- Assignment
Return, unaltered, every line from the beginning of the material below up to and including the one with "Charge -1, spin multiplicity 2.".

- Available data
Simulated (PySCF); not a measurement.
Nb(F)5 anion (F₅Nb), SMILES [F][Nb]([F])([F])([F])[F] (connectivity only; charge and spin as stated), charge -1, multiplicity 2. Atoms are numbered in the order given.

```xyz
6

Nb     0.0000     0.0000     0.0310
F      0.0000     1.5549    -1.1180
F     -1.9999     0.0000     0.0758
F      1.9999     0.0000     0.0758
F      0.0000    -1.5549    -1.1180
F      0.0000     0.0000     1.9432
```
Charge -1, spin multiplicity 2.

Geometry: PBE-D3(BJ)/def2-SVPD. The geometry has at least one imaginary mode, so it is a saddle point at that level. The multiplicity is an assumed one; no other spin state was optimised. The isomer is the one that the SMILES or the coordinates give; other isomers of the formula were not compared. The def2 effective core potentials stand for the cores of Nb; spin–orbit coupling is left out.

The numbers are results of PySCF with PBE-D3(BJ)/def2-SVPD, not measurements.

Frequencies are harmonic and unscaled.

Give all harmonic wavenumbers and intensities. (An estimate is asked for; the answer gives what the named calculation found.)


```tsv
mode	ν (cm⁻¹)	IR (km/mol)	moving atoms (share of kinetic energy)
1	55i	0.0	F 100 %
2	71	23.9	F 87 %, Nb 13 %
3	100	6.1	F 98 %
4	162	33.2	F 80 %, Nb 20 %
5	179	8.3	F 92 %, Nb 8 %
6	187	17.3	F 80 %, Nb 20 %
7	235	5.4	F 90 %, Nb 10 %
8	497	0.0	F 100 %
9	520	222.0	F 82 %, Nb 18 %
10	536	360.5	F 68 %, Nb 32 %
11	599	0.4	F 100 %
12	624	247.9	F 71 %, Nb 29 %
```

- Response
Simulated (PySCF); not a measurement.
Nb(F)5 anion (F₅Nb), SMILES [F][Nb]([F])([F])([F])[F] (connectivity only; charge and spin as stated), charge -1, multiplicity 2. Atoms are numbered in the order given.

```xyz
6

Nb     0.0000     0.0000     0.0310
F      0.0000     1.5549    -1.1180
F     -1.9999     0.0000     0.0758
F      1.9999     0.0000     0.0758
F      0.0000    -1.5549    -1.1180
F      0.0000     0.0000     1.9432
```
Charge -1, spin multiplicity 2.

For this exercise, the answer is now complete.